EXERCISE: Among the lines below, a stretch begins at the one with "Method: Ansatz, DFT" and ends at the one with "These are static". Repeat that stretch exactly, ends included.

Start of RECORDS SHOWN
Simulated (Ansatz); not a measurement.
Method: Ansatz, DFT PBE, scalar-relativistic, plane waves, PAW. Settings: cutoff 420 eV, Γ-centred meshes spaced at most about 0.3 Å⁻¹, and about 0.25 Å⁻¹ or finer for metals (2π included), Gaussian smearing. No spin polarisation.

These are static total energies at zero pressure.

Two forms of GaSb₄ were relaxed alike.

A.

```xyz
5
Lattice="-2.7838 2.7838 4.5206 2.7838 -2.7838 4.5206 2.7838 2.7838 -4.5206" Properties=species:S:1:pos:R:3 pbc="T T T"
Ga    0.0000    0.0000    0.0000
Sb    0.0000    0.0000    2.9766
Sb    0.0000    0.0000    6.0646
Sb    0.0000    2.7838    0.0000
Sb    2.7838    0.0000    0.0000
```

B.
End of RECORDS SHOWN

SOLUTION:
Method: Ansatz, DFT PBE, scalar-relativistic, plane waves, PAW. Settings: cutoff 420 eV, Γ-centred meshes spaced at most about 0.3 Å⁻¹, and about 0.25 Å⁻¹ or finer for metals (2π included), Gaussian smearing. No spin polarisation.

These are static total energies at zero pressure.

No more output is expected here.